- [Extracted material]:
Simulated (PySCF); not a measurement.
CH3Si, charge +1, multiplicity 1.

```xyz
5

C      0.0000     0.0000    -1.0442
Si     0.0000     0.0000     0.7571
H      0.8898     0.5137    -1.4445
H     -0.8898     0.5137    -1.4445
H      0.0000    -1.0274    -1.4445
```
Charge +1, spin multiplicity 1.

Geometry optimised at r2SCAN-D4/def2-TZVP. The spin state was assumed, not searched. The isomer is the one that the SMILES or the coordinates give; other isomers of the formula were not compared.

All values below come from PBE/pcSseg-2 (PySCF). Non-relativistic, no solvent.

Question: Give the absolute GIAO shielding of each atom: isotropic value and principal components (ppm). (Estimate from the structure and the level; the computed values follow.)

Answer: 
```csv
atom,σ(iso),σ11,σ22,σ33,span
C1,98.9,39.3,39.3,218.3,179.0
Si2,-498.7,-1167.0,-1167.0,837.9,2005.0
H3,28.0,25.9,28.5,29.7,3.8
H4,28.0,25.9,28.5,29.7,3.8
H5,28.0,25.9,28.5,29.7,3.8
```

- [Work request]: From the top of the material above, please transcribe each line exactly. Include the line with "Charge +1, spin multiplicity 1." and end there.

- [Written response]:
Simulated (PySCF); not a measurement.
CH3Si, charge +1, multiplicity 1.

```xyz
5

C      0.0000     0.0000    -1.0442
Si     0.0000     0.0000     0.7571
H      0.8898     0.5137    -1.4445
H     -0.8898     0.5137    -1.4445
H      0.0000    -1.0274    -1.4445
```
Charge +1, spin multiplicity 1.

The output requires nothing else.